### ASSIGNED TASK
I need the lines below from the one with "width 0.05 eV |" down to the one with "A: Band gap" reproduced exactly, both ends included, and nothing else.

### INPUT DATA
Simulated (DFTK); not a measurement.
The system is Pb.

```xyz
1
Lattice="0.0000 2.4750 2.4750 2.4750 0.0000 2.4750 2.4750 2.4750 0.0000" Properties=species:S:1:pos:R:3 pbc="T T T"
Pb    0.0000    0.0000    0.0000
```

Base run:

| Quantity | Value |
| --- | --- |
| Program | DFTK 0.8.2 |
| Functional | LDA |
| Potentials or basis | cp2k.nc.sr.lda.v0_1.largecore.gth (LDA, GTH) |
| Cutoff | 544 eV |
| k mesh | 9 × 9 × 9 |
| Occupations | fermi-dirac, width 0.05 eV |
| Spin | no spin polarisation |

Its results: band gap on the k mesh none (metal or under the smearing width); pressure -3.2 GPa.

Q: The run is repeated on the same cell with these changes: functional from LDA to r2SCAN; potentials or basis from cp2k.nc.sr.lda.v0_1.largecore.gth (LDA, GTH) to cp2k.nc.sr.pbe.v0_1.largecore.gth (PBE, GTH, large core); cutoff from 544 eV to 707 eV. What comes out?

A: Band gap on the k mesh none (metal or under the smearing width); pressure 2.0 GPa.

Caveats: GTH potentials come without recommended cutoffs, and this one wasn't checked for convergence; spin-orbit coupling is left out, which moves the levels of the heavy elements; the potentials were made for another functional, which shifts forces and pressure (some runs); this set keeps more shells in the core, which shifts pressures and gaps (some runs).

### RESPONSE AREA
| Occupations | fermi-dirac, width 0.05 eV |
| Spin | no spin polarisation |

Its results: band gap on the k mesh none (metal or under the smearing width); pressure -3.2 GPa.

Q: The run is repeated on the same cell with these changes: functional from LDA to r2SCAN; potentials or basis from cp2k.nc.sr.lda.v0_1.largecore.gth (LDA, GTH) to cp2k.nc.sr.pbe.v0_1.largecore.gth (PBE, GTH, large core); cutoff from 544 eV to 707 eV. What comes out?

A: Band gap on the k mesh none (metal or under the smearing width); pressure 2.0 GPa.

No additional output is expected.